In the entries below, which lines run from the one containing "This ball-and-stick model" to the one containing "Formula: AlGa3N4. It"? Copy exactly those lines, ends included, and no others.

Segment Open

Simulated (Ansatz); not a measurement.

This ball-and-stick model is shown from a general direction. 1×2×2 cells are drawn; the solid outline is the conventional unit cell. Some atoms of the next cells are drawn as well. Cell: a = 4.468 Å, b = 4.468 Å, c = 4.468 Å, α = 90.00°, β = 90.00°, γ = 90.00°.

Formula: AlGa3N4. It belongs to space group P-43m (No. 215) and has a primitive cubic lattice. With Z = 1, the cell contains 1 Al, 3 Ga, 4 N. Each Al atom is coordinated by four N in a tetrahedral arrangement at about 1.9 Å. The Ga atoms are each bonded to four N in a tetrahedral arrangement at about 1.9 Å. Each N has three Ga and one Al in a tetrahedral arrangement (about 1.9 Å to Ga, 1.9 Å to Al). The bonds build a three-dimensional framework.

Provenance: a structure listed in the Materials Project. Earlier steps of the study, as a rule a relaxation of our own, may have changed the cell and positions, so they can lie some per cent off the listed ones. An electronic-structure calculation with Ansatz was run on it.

Segment Closed

Answer area -
This ball-and-stick model is shown from a general direction. 1×2×2 cells are drawn; the solid outline is the conventional unit cell. Some atoms of the next cells are drawn as well. Cell: a = 4.468 Å, b = 4.468 Å, c = 4.468 Å, α = 90.00°, β = 90.00°, γ = 90.00°.

Formula: AlGa3N4. It belongs to space group P-43m (No. 215) and has a primitive cubic lattice. With Z = 1, the cell contains 1 Al, 3 Ga, 4 N. Each Al atom is coordinated by four N in a tetrahedral arrangement at about 1.9 Å. The Ga atoms are each bonded to four N in a tetrahedral arrangement at about 1.9 Å. Each N has three Ga and one Al in a tetrahedral arrangement (about 1.9 Å to Ga, 1.9 Å to Al). The bonds build a three-dimensional framework.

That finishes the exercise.